Brief —
Could you retype every record below exactly as it appears?

Information —
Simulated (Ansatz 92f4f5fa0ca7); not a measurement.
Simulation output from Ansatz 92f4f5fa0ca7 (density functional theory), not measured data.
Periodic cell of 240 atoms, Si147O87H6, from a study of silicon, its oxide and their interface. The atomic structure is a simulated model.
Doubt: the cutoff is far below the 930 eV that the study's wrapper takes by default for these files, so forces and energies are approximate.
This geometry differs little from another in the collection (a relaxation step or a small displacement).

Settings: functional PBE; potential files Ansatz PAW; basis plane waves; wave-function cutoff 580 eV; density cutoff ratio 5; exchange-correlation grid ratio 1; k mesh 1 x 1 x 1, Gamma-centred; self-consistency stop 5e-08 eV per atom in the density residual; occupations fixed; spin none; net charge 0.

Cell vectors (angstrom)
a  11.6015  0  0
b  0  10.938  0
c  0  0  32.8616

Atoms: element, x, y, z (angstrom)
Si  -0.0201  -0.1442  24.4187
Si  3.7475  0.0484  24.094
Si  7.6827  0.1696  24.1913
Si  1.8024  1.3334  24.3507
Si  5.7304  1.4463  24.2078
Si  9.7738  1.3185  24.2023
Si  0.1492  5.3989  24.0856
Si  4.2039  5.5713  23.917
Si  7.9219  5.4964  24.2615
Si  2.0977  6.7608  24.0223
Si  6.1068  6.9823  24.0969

Exercise output —
Simulated (Ansatz 92f4f5fa0ca7); not a measurement.
Simulation output from Ansatz 92f4f5fa0ca7 (density functional theory), not measured data.
Periodic cell of 240 atoms, Si147O87H6, from a study of silicon, its oxide and their interface. The atomic structure is a simulated model.
Doubt: the cutoff is far below the 930 eV that the study's wrapper takes by default for these files, so forces and energies are approximate.
This geometry differs little from another in the collection (a relaxation step or a small displacement).

Settings: functional PBE; potential files Ansatz PAW; basis plane waves; wave-function cutoff 580 eV; density cutoff ratio 5; exchange-correlation grid ratio 1; k mesh 1 x 1 x 1, Gamma-centred; self-consistency stop 5e-08 eV per atom in the density residual; occupations fixed; spin none; net charge 0.

Cell vectors (angstrom)
a  11.6015  0  0
b  0  10.938  0
c  0  0  32.8616

Atoms: element, x, y, z (angstrom)
Si  -0.0201  -0.1442  24.4187
Si  3.7475  0.0484  24.094
Si  7.6827  0.1696  24.1913
Si  1.8024  1.3334  24.3507
Si  5.7304  1.4463  24.2078
Si  9.7738  1.3185  24.2023
Si  0.1492  5.3989  24.0856
Si  4.2039  5.5713  23.917
Si  7.9219  5.4964  24.2615
Si  2.0977  6.7608  24.0223
Si  6.1068  6.9823  24.0969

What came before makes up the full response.